**EXTRACTED ENTRIES**.
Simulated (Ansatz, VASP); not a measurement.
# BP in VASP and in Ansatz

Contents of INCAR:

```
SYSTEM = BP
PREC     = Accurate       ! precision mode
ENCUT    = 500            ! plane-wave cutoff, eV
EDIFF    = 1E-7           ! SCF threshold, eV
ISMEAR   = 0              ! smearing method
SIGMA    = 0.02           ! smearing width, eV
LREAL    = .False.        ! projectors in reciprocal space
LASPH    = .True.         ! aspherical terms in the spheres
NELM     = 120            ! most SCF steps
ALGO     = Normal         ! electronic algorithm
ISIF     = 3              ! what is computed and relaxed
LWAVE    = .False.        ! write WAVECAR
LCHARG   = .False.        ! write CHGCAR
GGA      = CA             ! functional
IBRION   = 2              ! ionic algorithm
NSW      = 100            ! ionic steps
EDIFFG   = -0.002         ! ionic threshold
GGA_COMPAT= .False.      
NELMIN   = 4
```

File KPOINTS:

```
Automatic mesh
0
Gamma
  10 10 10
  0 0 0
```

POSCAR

**ASSIGNED TASK**. Reproduce all of the data above, exactly and without omission.

**RESPONSE AREA**.
Simulated (Ansatz, VASP); not a measurement.
# BP in VASP and in Ansatz

Contents of INCAR:

```
SYSTEM = BP
PREC     = Accurate       ! precision mode
ENCUT    = 500            ! plane-wave cutoff, eV
EDIFF    = 1E-7           ! SCF threshold, eV
ISMEAR   = 0              ! smearing method
SIGMA    = 0.02           ! smearing width, eV
LREAL    = .False.        ! projectors in reciprocal space
LASPH    = .True.         ! aspherical terms in the spheres
NELM     = 120            ! most SCF steps
ALGO     = Normal         ! electronic algorithm
ISIF     = 3              ! what is computed and relaxed
LWAVE    = .False.        ! write WAVECAR
LCHARG   = .False.        ! write CHGCAR
GGA      = CA             ! functional
IBRION   = 2              ! ionic algorithm
NSW      = 100            ! ionic steps
EDIFFG   = -0.002         ! ionic threshold
GGA_COMPAT= .False.      
NELMIN   = 4
```

File KPOINTS:

```
Automatic mesh
0
Gamma
  10 10 10
  0 0 0
```

POSCAR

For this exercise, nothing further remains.